## ACTIVITY
Nothing below is to be printed except the lines between the line holding "# B3C (R-3m) in VASP: notebook" and the line holding "the first run**", inclusive, each exactly as it appears.

☆ ☆ ☆ ☆ ☆
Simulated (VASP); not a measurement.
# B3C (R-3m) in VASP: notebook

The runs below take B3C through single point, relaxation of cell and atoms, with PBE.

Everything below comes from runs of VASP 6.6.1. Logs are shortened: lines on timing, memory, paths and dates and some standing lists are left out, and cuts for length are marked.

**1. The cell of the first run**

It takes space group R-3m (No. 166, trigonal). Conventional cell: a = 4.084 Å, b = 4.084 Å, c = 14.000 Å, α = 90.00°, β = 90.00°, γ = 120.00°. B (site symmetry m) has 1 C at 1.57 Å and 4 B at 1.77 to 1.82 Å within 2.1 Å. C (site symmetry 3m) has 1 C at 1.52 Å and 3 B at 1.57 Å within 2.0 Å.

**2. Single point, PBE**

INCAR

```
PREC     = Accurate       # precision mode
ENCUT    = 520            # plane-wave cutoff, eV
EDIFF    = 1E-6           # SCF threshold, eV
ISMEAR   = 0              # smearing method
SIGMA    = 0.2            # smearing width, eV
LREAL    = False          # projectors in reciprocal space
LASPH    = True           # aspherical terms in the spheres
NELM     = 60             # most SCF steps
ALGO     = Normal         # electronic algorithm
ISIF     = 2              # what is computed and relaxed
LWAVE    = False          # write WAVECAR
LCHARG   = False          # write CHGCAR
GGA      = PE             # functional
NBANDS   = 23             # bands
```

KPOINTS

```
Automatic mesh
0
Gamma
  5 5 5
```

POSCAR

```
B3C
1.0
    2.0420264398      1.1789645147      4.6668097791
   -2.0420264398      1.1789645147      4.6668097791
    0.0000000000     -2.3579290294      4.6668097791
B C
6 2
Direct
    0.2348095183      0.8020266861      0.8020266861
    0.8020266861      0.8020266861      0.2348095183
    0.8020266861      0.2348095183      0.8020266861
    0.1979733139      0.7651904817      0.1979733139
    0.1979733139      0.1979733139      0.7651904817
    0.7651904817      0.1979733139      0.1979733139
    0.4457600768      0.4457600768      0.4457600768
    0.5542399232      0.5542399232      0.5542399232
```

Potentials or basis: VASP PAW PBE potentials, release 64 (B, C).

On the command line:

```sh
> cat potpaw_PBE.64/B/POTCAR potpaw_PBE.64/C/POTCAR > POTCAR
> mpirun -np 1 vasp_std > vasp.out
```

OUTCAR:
☆ ☆ ☆ ☆ ☆

## EXERCISE SOLUTION
# B3C (R-3m) in VASP: notebook

The runs below take B3C through single point, relaxation of cell and atoms, with PBE.

Everything below comes from runs of VASP 6.6.1. Logs are shortened: lines on timing, memory, paths and dates and some standing lists are left out, and cuts for length are marked.

**1. The cell of the first run**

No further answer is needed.